─── Information given ───
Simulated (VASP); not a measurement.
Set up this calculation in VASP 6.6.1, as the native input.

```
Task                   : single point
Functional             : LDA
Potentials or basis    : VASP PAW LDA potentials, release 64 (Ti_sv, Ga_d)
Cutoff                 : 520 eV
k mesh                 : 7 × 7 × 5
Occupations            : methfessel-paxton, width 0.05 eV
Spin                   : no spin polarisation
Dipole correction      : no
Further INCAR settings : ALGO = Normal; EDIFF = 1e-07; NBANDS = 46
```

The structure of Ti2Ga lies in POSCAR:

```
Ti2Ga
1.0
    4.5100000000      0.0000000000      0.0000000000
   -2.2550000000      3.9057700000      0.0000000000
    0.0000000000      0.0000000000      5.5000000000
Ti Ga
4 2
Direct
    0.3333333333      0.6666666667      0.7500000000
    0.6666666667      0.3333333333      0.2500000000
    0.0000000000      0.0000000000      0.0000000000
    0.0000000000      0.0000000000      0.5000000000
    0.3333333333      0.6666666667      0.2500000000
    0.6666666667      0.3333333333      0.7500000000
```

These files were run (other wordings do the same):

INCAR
───

◆ Assigned task ◆
Your output should be the listing's lines, exact and complete, from its first line to the line that contains "These files were", inclusive.

◆ Answer space ◆
Simulated (VASP); not a measurement.
Set up this calculation in VASP 6.6.1, as the native input.

```
Task                   : single point
Functional             : LDA
Potentials or basis    : VASP PAW LDA potentials, release 64 (Ti_sv, Ga_d)
Cutoff                 : 520 eV
k mesh                 : 7 × 7 × 5
Occupations            : methfessel-paxton, width 0.05 eV
Spin                   : no spin polarisation
Dipole correction      : no
Further INCAR settings : ALGO = Normal; EDIFF = 1e-07; NBANDS = 46
```

The structure of Ti2Ga lies in POSCAR:

```
Ti2Ga
1.0
    4.5100000000      0.0000000000      0.0000000000
   -2.2550000000      3.9057700000      0.0000000000
    0.0000000000      0.0000000000      5.5000000000
Ti Ga
4 2
Direct
    0.3333333333      0.6666666667      0.7500000000
    0.6666666667      0.3333333333      0.2500000000
    0.0000000000      0.0000000000      0.0000000000
    0.0000000000      0.0000000000      0.5000000000
    0.3333333333      0.6666666667      0.2500000000
    0.6666666667      0.3333333333      0.7500000000
```

These files were run (other wordings do the same):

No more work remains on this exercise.